*** Opening of DATA UNDER STUDY ***
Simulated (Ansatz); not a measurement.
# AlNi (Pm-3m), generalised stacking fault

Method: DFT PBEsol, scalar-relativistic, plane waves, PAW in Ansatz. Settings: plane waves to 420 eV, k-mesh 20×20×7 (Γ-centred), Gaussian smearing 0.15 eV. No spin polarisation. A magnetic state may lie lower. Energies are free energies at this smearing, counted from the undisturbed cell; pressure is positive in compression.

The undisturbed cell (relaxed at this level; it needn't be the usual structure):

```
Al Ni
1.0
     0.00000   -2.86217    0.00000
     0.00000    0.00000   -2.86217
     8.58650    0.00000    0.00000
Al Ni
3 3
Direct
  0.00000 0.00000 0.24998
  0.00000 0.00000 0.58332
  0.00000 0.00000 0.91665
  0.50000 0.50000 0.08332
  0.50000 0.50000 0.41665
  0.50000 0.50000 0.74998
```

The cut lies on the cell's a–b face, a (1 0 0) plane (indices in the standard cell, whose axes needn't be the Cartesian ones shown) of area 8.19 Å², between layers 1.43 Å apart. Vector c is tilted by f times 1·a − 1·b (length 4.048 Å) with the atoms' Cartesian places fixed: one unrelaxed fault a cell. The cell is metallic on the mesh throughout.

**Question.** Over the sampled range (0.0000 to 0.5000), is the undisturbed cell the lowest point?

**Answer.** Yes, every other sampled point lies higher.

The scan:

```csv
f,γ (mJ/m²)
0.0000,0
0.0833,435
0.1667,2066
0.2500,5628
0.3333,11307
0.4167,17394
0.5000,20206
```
*** Close of DATA UNDER STUDY ***

§ **ASSIGNED TASK**:
Please transcribe the full listing exactly, down to the last line.

§ **ANSWER AREA**:
Simulated (Ansatz); not a measurement.
# AlNi (Pm-3m), generalised stacking fault

Method: DFT PBEsol, scalar-relativistic, plane waves, PAW in Ansatz. Settings: plane waves to 420 eV, k-mesh 20×20×7 (Γ-centred), Gaussian smearing 0.15 eV. No spin polarisation. A magnetic state may lie lower. Energies are free energies at this smearing, counted from the undisturbed cell; pressure is positive in compression.

The undisturbed cell (relaxed at this level; it needn't be the usual structure):

```
Al Ni
1.0
     0.00000   -2.86217    0.00000
     0.00000    0.00000   -2.86217
     8.58650    0.00000    0.00000
Al Ni
3 3
Direct
  0.00000 0.00000 0.24998
  0.00000 0.00000 0.58332
  0.00000 0.00000 0.91665
  0.50000 0.50000 0.08332
  0.50000 0.50000 0.41665
  0.50000 0.50000 0.74998
```

The cut lies on the cell's a–b face, a (1 0 0) plane (indices in the standard cell, whose axes needn't be the Cartesian ones shown) of area 8.19 Å², between layers 1.43 Å apart. Vector c is tilted by f times 1·a − 1·b (length 4.048 Å) with the atoms' Cartesian places fixed: one unrelaxed fault a cell. The cell is metallic on the mesh throughout.

**Question.** Over the sampled range (0.0000 to 0.5000), is the undisturbed cell the lowest point?

**Answer.** Yes, every other sampled point lies higher.

The scan:

```csv
f,γ (mJ/m²)
0.0000,0
0.0833,435
0.1667,2066
0.2500,5628
0.3333,11307
0.4167,17394
0.5000,20206
```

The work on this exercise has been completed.